_DATA PROVIDED:_
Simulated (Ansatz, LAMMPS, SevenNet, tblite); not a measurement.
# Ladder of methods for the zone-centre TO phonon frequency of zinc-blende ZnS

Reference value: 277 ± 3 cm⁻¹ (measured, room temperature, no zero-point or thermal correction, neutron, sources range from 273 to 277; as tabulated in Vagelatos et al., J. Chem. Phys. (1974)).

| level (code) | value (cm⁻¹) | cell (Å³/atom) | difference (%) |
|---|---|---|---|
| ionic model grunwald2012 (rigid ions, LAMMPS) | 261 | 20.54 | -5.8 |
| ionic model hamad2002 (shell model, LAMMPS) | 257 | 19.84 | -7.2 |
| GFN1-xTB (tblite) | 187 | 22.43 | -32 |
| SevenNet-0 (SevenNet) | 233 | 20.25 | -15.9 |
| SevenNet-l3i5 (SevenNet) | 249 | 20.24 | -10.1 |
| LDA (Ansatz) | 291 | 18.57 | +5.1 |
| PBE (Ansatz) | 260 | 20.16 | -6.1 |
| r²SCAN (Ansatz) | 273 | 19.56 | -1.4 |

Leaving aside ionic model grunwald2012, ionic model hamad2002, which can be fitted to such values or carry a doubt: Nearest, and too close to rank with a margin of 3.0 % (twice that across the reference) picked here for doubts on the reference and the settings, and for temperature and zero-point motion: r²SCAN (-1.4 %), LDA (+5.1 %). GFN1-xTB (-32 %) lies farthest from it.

_WORK ITEM:_
Repeat the entries exactly as they appear.

_SOLUTION:_
Simulated (Ansatz, LAMMPS, SevenNet, tblite); not a measurement.
# Ladder of methods for the zone-centre TO phonon frequency of zinc-blende ZnS

Reference value: 277 ± 3 cm⁻¹ (measured, room temperature, no zero-point or thermal correction, neutron, sources range from 273 to 277; as tabulated in Vagelatos et al., J. Chem. Phys. (1974)).

| level (code) | value (cm⁻¹) | cell (Å³/atom) | difference (%) |
|---|---|---|---|
| ionic model grunwald2012 (rigid ions, LAMMPS) | 261 | 20.54 | -5.8 |
| ionic model hamad2002 (shell model, LAMMPS) | 257 | 19.84 | -7.2 |
| GFN1-xTB (tblite) | 187 | 22.43 | -32 |
| SevenNet-0 (SevenNet) | 233 | 20.25 | -15.9 |
| SevenNet-l3i5 (SevenNet) | 249 | 20.24 | -10.1 |
| LDA (Ansatz) | 291 | 18.57 | +5.1 |
| PBE (Ansatz) | 260 | 20.16 | -6.1 |
| r²SCAN (Ansatz) | 273 | 19.56 | -1.4 |

Leaving aside ionic model grunwald2012, ionic model hamad2002, which can be fitted to such values or carry a doubt: Nearest, and too close to rank with a margin of 3.0 % (twice that across the reference) picked here for doubts on the reference and the settings, and for temperature and zero-point motion: r²SCAN (-1.4 %), LDA (+5.1 %). GFN1-xTB (-32 %) lies farthest from it.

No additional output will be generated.